_EXTRACTED DATA_
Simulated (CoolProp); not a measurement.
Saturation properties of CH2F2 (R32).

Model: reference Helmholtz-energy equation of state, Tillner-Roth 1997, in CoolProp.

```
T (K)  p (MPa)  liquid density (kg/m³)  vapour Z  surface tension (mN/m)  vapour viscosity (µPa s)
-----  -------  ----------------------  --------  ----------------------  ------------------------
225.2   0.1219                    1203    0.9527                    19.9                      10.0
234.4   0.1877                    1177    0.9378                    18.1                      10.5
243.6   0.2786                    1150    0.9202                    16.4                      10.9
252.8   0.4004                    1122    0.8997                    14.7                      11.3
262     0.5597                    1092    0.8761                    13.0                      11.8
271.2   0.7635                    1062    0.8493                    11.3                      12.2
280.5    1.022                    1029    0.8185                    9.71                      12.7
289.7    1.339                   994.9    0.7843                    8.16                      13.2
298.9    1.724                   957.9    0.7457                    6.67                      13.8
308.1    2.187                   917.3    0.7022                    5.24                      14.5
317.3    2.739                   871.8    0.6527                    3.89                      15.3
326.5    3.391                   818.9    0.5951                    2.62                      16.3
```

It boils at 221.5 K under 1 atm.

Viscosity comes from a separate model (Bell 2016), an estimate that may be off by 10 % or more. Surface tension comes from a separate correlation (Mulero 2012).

_WORK ORDER_
Although the records may continue, retype only the lines from the first one through the one containing "It boils at 221.5 K under 1 atm.", exactly as they appear.

_TASK RESPONSE_
Simulated (CoolProp); not a measurement.
Saturation properties of CH2F2 (R32).

Model: reference Helmholtz-energy equation of state, Tillner-Roth 1997, in CoolProp.

```
T (K)  p (MPa)  liquid density (kg/m³)  vapour Z  surface tension (mN/m)  vapour viscosity (µPa s)
-----  -------  ----------------------  --------  ----------------------  ------------------------
225.2   0.1219                    1203    0.9527                    19.9                      10.0
234.4   0.1877                    1177    0.9378                    18.1                      10.5
243.6   0.2786                    1150    0.9202                    16.4                      10.9
252.8   0.4004                    1122    0.8997                    14.7                      11.3
262     0.5597                    1092    0.8761                    13.0                      11.8
271.2   0.7635                    1062    0.8493                    11.3                      12.2
280.5    1.022                    1029    0.8185                    9.71                      12.7
289.7    1.339                   994.9    0.7843                    8.16                      13.2
298.9    1.724                   957.9    0.7457                    6.67                      13.8
308.1    2.187                   917.3    0.7022                    5.24                      14.5
317.3    2.739                   871.8    0.6527                    3.89                      15.3
326.5    3.391                   818.9    0.5951                    2.62                      16.3
```

It boils at 221.5 K under 1 atm.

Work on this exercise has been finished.